### Brief
Below is a listing. Write out exactly its lines between the one holding "energy | −1.015 eV/atom |" and the one holding "It was reached", inclusive.

### Input data
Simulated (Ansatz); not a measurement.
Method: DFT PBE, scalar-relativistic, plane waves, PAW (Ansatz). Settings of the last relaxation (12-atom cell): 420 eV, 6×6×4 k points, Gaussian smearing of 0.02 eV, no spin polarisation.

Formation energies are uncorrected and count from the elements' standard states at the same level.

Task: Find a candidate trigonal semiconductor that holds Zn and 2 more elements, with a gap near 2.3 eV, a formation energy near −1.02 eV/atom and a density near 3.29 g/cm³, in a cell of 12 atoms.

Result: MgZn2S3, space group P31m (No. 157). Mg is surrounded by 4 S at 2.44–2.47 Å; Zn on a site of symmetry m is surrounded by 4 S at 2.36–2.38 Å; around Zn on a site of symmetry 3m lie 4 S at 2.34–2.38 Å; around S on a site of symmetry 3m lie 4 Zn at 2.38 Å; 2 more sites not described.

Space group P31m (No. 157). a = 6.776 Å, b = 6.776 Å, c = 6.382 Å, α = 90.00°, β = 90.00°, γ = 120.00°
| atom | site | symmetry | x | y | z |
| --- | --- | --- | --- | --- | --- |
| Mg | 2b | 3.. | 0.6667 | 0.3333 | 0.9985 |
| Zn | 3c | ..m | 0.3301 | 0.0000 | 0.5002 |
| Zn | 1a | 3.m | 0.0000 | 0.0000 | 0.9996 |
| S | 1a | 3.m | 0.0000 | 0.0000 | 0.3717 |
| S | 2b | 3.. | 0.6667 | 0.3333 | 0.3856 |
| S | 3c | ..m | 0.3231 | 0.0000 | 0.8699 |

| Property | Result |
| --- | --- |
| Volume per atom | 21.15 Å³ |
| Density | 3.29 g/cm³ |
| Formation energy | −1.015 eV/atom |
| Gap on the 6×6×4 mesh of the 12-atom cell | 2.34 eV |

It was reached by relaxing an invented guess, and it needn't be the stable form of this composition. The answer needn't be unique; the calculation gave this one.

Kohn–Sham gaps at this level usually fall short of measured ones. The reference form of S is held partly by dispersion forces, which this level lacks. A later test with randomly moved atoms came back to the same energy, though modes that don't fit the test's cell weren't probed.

### Your response
| Formation energy | −1.015 eV/atom |
| Gap on the 6×6×4 mesh of the 12-atom cell | 2.34 eV |

It was reached by relaxing an invented guess, and it needn't be the stable form of this composition. The answer needn't be unique; the calculation gave this one.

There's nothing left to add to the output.